▶ _Activity_
Your answer should be the complete set of entries, transcribed exactly.

= = =

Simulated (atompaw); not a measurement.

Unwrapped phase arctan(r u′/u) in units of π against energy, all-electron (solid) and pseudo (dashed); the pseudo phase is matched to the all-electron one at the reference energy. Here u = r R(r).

= = =

▶ _Task solution_
Simulated (atompaw); not a measurement.

Unwrapped phase arctan(r u′/u) in units of π against energy, all-electron (solid) and pseudo (dashed); the pseudo phase is matched to the all-electron one at the reference energy. Here u = r R(r).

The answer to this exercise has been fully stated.